**Raw data:**
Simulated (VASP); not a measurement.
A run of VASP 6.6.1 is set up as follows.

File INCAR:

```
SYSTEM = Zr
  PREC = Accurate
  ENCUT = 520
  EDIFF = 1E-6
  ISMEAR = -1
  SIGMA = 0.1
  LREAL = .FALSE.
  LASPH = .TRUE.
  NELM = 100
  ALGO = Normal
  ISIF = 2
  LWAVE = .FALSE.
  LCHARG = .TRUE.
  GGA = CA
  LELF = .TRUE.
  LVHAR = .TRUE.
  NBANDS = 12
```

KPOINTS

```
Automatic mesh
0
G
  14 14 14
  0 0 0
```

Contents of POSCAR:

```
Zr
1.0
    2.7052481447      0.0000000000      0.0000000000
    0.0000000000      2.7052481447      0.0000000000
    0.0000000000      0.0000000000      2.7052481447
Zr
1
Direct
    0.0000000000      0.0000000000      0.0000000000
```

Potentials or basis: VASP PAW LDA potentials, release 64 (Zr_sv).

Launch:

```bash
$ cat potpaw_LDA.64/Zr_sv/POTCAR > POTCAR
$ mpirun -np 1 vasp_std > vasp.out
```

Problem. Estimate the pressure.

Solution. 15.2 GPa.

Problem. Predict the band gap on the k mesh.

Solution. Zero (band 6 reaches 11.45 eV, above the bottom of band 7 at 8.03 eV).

**Work task:**
Starting at the top of the data above, repeat every line exactly until the line containing "Problem. Predict the band gap on the k mesh." has been given, then stop.

**Answer section:**
Simulated (VASP); not a measurement.
A run of VASP 6.6.1 is set up as follows.

File INCAR:

```
SYSTEM = Zr
  PREC = Accurate
  ENCUT = 520
  EDIFF = 1E-6
  ISMEAR = -1
  SIGMA = 0.1
  LREAL = .FALSE.
  LASPH = .TRUE.
  NELM = 100
  ALGO = Normal
  ISIF = 2
  LWAVE = .FALSE.
  LCHARG = .TRUE.
  GGA = CA
  LELF = .TRUE.
  LVHAR = .TRUE.
  NBANDS = 12
```

KPOINTS

```
Automatic mesh
0
G
  14 14 14
  0 0 0
```

Contents of POSCAR:

```
Zr
1.0
    2.7052481447      0.0000000000      0.0000000000
    0.0000000000      2.7052481447      0.0000000000
    0.0000000000      0.0000000000      2.7052481447
Zr
1
Direct
    0.0000000000      0.0000000000      0.0000000000
```

Potentials or basis: VASP PAW LDA potentials, release 64 (Zr_sv).

Launch:

```bash
$ cat potpaw_LDA.64/Zr_sv/POTCAR > POTCAR
$ mpirun -np 1 vasp_std > vasp.out
```

Problem. Estimate the pressure.

Solution. 15.2 GPa.

Problem. Predict the band gap on the k mesh.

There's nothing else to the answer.